# PROVIDED MATERIAL:
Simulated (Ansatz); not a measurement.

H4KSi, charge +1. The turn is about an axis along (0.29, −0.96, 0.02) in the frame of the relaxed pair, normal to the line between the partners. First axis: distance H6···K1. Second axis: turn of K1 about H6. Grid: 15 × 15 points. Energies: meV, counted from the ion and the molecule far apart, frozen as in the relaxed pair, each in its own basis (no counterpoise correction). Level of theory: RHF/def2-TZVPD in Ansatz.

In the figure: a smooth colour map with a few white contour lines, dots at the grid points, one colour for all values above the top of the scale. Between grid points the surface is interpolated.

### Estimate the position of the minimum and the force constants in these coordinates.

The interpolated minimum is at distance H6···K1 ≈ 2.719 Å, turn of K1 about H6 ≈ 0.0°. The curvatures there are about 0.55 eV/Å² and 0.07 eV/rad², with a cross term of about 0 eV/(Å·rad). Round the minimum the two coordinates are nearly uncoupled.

# WORK TASK:
Line for line, set down the listing above again.

# RESULT:
Simulated (Ansatz); not a measurement.

H4KSi, charge +1. The turn is about an axis along (0.29, −0.96, 0.02) in the frame of the relaxed pair, normal to the line between the partners. First axis: distance H6···K1. Second axis: turn of K1 about H6. Grid: 15 × 15 points. Energies: meV, counted from the ion and the molecule far apart, frozen as in the relaxed pair, each in its own basis (no counterpoise correction). Level of theory: RHF/def2-TZVPD in Ansatz.

In the figure: a smooth colour map with a few white contour lines, dots at the grid points, one colour for all values above the top of the scale. Between grid points the surface is interpolated.

### Estimate the position of the minimum and the force constants in these coordinates.

The interpolated minimum is at distance H6···K1 ≈ 2.719 Å, turn of K1 about H6 ≈ 0.0°. The curvatures there are about 0.55 eV/Å² and 0.07 eV/rad², with a cross term of about 0 eV/(Å·rad). Round the minimum the two coordinates are nearly uncoupled.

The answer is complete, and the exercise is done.